======== Study material

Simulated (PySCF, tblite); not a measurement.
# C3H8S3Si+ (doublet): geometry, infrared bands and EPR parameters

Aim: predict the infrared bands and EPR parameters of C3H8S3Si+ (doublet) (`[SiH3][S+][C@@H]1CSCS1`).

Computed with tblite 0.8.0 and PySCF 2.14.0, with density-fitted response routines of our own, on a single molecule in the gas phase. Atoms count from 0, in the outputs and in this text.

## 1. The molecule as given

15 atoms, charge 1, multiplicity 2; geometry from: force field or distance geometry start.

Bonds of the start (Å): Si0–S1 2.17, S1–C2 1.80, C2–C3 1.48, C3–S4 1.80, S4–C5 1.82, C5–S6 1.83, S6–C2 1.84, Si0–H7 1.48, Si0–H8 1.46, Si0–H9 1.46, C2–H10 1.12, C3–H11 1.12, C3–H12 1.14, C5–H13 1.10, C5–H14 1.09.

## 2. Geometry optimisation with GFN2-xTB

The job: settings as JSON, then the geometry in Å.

================

## Activity
What this exercise calls for is a precise transcription of the material above.

## Answer box
Simulated (PySCF, tblite); not a measurement.
# C3H8S3Si+ (doublet): geometry, infrared bands and EPR parameters

Aim: predict the infrared bands and EPR parameters of C3H8S3Si+ (doublet) (`[SiH3][S+][C@@H]1CSCS1`).

Computed with tblite 0.8.0 and PySCF 2.14.0, with density-fitted response routines of our own, on a single molecule in the gas phase. Atoms count from 0, in the outputs and in this text.

## 1. The molecule as given

15 atoms, charge 1, multiplicity 2; geometry from: force field or distance geometry start.

Bonds of the start (Å): Si0–S1 2.17, S1–C2 1.80, C2–C3 1.48, C3–S4 1.80, S4–C5 1.82, C5–S6 1.83, S6–C2 1.84, Si0–H7 1.48, Si0–H8 1.46, Si0–H9 1.46, C2–H10 1.12, C3–H11 1.12, C3–H12 1.14, C5–H13 1.10, C5–H14 1.09.

## 2. Geometry optimisation with GFN2-xTB

The job: settings as JSON, then the geometry in Å.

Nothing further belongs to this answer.